EXERCISE DATA:
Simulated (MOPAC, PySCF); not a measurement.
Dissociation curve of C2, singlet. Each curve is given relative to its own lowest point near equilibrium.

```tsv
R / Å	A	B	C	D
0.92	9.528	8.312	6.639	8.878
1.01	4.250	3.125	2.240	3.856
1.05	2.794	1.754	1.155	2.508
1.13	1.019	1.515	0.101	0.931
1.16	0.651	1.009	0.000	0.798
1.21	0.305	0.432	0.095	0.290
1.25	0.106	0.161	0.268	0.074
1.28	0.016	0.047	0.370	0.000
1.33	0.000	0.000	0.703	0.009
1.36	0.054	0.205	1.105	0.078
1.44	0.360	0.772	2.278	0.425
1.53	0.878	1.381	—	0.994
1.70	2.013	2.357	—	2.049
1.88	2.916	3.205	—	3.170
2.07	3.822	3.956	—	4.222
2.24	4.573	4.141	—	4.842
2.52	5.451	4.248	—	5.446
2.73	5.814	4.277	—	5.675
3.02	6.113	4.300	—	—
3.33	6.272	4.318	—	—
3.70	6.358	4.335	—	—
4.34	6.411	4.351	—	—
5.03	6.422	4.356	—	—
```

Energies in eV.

REQUIRED ACTION: Retype the entire listing exactly.

TASK OUTPUT:
Simulated (MOPAC, PySCF); not a measurement.
Dissociation curve of C2, singlet. Each curve is given relative to its own lowest point near equilibrium.

```tsv
R / Å	A	B	C	D
0.92	9.528	8.312	6.639	8.878
1.01	4.250	3.125	2.240	3.856
1.05	2.794	1.754	1.155	2.508
1.13	1.019	1.515	0.101	0.931
1.16	0.651	1.009	0.000	0.798
1.21	0.305	0.432	0.095	0.290
1.25	0.106	0.161	0.268	0.074
1.28	0.016	0.047	0.370	0.000
1.33	0.000	0.000	0.703	0.009
1.36	0.054	0.205	1.105	0.078
1.44	0.360	0.772	2.278	0.425
1.53	0.878	1.381	—	0.994
1.70	2.013	2.357	—	2.049
1.88	2.916	3.205	—	3.170
2.07	3.822	3.956	—	4.222
2.24	4.573	4.141	—	4.842
2.52	5.451	4.248	—	5.446
2.73	5.814	4.277	—	5.675
3.02	6.113	4.300	—	—
3.33	6.272	4.318	—	—
3.70	6.358	4.335	—	—
4.34	6.411	4.351	—	—
5.03	6.422	4.356	—	—
```

Energies in eV.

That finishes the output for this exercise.